******************************
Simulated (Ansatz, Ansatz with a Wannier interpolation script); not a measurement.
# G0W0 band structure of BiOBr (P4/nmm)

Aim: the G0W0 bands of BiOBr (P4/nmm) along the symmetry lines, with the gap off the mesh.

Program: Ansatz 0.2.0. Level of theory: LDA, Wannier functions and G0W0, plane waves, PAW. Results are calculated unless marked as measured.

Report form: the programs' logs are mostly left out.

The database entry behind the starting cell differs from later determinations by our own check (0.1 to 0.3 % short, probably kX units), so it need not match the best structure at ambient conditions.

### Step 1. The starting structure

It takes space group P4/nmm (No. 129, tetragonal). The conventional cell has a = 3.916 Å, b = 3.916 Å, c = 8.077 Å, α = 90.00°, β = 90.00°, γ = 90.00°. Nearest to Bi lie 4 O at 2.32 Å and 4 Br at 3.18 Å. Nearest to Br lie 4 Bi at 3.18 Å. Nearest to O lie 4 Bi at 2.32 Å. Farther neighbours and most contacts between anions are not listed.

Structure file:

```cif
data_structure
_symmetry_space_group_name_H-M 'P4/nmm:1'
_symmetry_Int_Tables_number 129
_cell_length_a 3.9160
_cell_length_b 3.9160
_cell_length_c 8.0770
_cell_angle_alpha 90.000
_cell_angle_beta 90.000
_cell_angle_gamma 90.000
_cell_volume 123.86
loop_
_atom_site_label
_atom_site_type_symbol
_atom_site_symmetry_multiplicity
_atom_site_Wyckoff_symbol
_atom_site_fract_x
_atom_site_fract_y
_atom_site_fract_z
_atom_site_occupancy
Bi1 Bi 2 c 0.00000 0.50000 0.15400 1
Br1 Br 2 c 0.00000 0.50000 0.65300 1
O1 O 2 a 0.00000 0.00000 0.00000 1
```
******************************

Using the entries above, repeat only the lines from the one containing "Program: Ansatz 0.2.0." through the one containing "### Step 1. The starting structure", end lines included.

### Written answer
Program: Ansatz 0.2.0. Level of theory: LDA, Wannier functions and G0W0, plane waves, PAW. Results are calculated unless marked as measured.

Report form: the programs' logs are mostly left out.

The database entry behind the starting cell differs from later determinations by our own check (0.1 to 0.3 % short, probably kX units), so it need not match the best structure at ambient conditions.

### Step 1. The starting structure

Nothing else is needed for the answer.